__Available data__:
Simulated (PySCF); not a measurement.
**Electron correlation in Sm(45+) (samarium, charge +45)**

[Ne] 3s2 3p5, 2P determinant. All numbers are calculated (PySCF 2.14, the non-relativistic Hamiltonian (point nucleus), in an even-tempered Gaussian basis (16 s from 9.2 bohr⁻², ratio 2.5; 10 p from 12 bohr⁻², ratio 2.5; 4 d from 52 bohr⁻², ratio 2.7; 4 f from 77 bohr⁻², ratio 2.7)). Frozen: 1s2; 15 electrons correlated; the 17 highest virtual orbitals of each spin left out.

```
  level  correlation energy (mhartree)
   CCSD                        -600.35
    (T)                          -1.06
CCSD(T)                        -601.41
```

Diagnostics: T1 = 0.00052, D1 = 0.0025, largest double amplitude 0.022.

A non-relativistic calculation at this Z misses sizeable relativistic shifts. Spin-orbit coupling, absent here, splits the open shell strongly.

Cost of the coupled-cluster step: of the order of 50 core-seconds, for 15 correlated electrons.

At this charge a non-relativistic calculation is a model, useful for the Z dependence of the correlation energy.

__Task item__:
Please output the exact lines of the records above, beginning with the first and stopping after the line that holds "(samarium, charge +45)**", and nothing else.

__Your response__:
Simulated (PySCF); not a measurement.
**Electron correlation in Sm(45+) (samarium, charge +45)**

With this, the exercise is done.